**Work order**
Every line from the one containing "- Redlich-Kwong: mean" to the one containing "- Soave-Redlich-Kwong: mean" in the records below, both included, must be set down exactly, and no other line.

**Extracted material**
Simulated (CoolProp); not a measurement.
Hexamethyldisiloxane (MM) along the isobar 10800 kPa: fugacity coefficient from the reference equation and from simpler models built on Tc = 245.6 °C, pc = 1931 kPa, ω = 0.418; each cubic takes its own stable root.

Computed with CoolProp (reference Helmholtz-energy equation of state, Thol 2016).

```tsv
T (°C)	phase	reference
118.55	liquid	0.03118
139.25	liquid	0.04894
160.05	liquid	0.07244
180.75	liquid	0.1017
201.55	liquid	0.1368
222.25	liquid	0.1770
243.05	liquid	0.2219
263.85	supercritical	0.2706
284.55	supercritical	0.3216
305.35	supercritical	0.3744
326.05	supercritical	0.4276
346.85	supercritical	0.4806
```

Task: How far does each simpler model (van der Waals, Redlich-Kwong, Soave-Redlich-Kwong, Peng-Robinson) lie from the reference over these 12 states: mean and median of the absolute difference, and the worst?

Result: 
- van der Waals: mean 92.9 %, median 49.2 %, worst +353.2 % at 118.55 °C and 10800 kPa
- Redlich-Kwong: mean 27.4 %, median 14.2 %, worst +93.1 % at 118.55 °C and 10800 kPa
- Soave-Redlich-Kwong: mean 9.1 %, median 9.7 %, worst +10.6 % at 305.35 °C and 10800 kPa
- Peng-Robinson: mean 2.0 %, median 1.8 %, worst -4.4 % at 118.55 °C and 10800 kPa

**Solution**
- Redlich-Kwong: mean 27.4 %, median 14.2 %, worst +93.1 % at 118.55 °C and 10800 kPa
- Soave-Redlich-Kwong: mean 9.1 %, median 9.7 %, worst +10.6 % at 305.35 °C and 10800 kPa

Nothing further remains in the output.